### Work task
Would you reproduce the entries exactly, including every line?

### Given information
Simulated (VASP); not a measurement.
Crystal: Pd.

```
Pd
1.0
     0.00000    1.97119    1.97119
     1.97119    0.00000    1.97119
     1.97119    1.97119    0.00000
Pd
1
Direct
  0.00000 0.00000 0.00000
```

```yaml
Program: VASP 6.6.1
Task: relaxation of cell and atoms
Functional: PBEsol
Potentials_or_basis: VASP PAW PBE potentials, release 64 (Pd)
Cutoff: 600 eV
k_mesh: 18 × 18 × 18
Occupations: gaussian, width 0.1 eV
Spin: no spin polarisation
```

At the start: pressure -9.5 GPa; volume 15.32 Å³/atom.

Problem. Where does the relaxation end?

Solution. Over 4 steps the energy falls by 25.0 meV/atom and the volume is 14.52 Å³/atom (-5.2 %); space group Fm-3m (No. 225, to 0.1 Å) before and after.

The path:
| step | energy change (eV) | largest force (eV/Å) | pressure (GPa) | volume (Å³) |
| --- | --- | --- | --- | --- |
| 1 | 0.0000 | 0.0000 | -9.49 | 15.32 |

### Written response
Simulated (VASP); not a measurement.
Crystal: Pd.

```
Pd
1.0
     0.00000    1.97119    1.97119
     1.97119    0.00000    1.97119
     1.97119    1.97119    0.00000
Pd
1
Direct
  0.00000 0.00000 0.00000
```

```yaml
Program: VASP 6.6.1
Task: relaxation of cell and atoms
Functional: PBEsol
Potentials_or_basis: VASP PAW PBE potentials, release 64 (Pd)
Cutoff: 600 eV
k_mesh: 18 × 18 × 18
Occupations: gaussian, width 0.1 eV
Spin: no spin polarisation
```

At the start: pressure -9.5 GPa; volume 15.32 Å³/atom.

Problem. Where does the relaxation end?

Solution. Over 4 steps the energy falls by 25.0 meV/atom and the volume is 14.52 Å³/atom (-5.2 %); space group Fm-3m (No. 225, to 0.1 Å) before and after.

The path:
| step | energy change (eV) | largest force (eV/Å) | pressure (GPa) | volume (Å³) |
| --- | --- | --- | --- | --- |
| 1 | 0.0000 | 0.0000 | -9.49 | 15.32 |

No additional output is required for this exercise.